Extracted data -
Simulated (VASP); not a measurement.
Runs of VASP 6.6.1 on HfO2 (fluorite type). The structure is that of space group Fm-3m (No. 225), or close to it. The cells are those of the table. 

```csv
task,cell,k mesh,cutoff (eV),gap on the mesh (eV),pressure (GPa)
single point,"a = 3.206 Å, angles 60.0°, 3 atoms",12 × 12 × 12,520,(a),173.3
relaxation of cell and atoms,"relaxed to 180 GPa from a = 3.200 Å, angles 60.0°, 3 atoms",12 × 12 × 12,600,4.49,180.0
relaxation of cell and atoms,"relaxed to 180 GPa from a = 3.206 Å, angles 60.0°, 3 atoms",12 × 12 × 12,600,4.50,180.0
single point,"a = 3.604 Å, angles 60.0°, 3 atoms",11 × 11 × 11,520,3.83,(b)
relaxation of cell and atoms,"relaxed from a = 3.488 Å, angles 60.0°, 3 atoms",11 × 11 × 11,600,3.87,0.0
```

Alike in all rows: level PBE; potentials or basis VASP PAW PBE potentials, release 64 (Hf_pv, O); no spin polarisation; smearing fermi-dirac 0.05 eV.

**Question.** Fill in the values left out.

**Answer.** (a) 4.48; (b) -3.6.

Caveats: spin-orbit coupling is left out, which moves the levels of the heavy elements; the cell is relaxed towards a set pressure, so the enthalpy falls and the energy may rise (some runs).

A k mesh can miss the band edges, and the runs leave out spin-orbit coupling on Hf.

Assigned task - Your response should hold the lines from the first line of the entries above through the line with "Caveats: spin-orbit coupling", each retyped exactly, and nothing else.

Result -
Simulated (VASP); not a measurement.
Runs of VASP 6.6.1 on HfO2 (fluorite type). The structure is that of space group Fm-3m (No. 225), or close to it. The cells are those of the table. 

```csv
task,cell,k mesh,cutoff (eV),gap on the mesh (eV),pressure (GPa)
single point,"a = 3.206 Å, angles 60.0°, 3 atoms",12 × 12 × 12,520,(a),173.3
relaxation of cell and atoms,"relaxed to 180 GPa from a = 3.200 Å, angles 60.0°, 3 atoms",12 × 12 × 12,600,4.49,180.0
relaxation of cell and atoms,"relaxed to 180 GPa from a = 3.206 Å, angles 60.0°, 3 atoms",12 × 12 × 12,600,4.50,180.0
single point,"a = 3.604 Å, angles 60.0°, 3 atoms",11 × 11 × 11,520,3.83,(b)
relaxation of cell and atoms,"relaxed from a = 3.488 Å, angles 60.0°, 3 atoms",11 × 11 × 11,600,3.87,0.0
```

Alike in all rows: level PBE; potentials or basis VASP PAW PBE potentials, release 64 (Hf_pv, O); no spin polarisation; smearing fermi-dirac 0.05 eV.

**Question.** Fill in the values left out.

**Answer.** (a) 4.48; (b) -3.6.

Caveats: spin-orbit coupling is left out, which moves the levels of the heavy elements; the cell is relaxed towards a set pressure, so the enthalpy falls and the energy may rise (some runs).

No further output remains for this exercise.